Return the lines from the start of the data through the line with "Estimate ΔH(298 K) of this reaction.". Include both of those lines and no others.

++++ Dataset excerpts

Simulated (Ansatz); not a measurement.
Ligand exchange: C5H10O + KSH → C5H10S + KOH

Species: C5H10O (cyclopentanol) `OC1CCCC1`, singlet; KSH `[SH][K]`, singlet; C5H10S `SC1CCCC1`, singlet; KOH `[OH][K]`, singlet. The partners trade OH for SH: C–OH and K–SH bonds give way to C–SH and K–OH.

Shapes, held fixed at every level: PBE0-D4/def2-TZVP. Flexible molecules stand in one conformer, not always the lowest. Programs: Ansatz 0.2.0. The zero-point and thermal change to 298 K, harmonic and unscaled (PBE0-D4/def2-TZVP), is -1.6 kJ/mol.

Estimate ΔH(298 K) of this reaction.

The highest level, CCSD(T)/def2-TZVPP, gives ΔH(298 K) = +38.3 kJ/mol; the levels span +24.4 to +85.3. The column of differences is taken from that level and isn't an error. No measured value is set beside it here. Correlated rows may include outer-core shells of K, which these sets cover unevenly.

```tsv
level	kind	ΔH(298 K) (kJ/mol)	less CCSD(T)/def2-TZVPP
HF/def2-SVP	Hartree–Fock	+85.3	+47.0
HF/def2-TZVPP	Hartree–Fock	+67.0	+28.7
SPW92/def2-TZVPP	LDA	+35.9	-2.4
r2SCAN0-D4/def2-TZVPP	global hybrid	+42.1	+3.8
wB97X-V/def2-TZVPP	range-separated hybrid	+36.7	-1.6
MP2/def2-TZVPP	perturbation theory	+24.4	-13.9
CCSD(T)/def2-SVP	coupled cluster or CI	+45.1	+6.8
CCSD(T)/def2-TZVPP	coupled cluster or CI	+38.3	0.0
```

++++++++

Task solution:
Simulated (Ansatz); not a measurement.
Ligand exchange: C5H10O + KSH → C5H10S + KOH

Species: C5H10O (cyclopentanol) `OC1CCCC1`, singlet; KSH `[SH][K]`, singlet; C5H10S `SC1CCCC1`, singlet; KOH `[OH][K]`, singlet. The partners trade OH for SH: C–OH and K–SH bonds give way to C–SH and K–OH.

Shapes, held fixed at every level: PBE0-D4/def2-TZVP. Flexible molecules stand in one conformer, not always the lowest. Programs: Ansatz 0.2.0. The zero-point and thermal change to 298 K, harmonic and unscaled (PBE0-D4/def2-TZVP), is -1.6 kJ/mol.

Estimate ΔH(298 K) of this reaction.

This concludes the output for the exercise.